Write out all of the data again, exactly as it reads.

Start of DATASET RECORDS
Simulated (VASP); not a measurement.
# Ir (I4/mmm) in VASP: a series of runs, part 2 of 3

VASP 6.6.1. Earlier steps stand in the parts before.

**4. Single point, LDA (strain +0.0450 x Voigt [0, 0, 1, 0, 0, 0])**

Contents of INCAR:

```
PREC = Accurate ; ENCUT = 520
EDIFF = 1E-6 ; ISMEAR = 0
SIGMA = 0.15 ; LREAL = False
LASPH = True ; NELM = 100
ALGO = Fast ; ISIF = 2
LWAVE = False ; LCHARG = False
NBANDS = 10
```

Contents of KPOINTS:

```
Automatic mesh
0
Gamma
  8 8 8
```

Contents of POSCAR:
End of DATASET RECORDS

RESPONSE BOX —
Simulated (VASP); not a measurement.
# Ir (I4/mmm) in VASP: a series of runs, part 2 of 3

VASP 6.6.1. Earlier steps stand in the parts before.

**4. Single point, LDA (strain +0.0450 x Voigt [0, 0, 1, 0, 0, 0])**

Contents of INCAR:

```
PREC = Accurate ; ENCUT = 520
EDIFF = 1E-6 ; ISMEAR = 0
SIGMA = 0.15 ; LREAL = False
LASPH = True ; NELM = 100
ALGO = Fast ; ISIF = 2
LWAVE = False ; LCHARG = False
NBANDS = 10
```

Contents of KPOINTS:

```
Automatic mesh
0
Gamma
  8 8 8
```

Contents of POSCAR:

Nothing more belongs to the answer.